*** Block opens ***
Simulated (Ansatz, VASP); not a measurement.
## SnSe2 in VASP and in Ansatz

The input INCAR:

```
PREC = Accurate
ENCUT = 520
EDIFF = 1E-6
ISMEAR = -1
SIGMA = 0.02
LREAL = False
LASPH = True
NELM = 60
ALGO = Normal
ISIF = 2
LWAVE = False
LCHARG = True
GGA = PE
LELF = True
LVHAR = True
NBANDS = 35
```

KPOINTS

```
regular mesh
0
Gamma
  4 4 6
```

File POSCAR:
*** Block closes ***

* **Work item**
The reply should contain all of the entries exactly as shown above.

* **Your solution**
Simulated (Ansatz, VASP); not a measurement.
## SnSe2 in VASP and in Ansatz

The input INCAR:

```
PREC = Accurate
ENCUT = 520
EDIFF = 1E-6
ISMEAR = -1
SIGMA = 0.02
LREAL = False
LASPH = True
NELM = 60
ALGO = Normal
ISIF = 2
LWAVE = False
LCHARG = True
GGA = PE
LELF = True
LVHAR = True
NBANDS = 35
```

KPOINTS

```
regular mesh
0
Gamma
  4 4 6
```

File POSCAR:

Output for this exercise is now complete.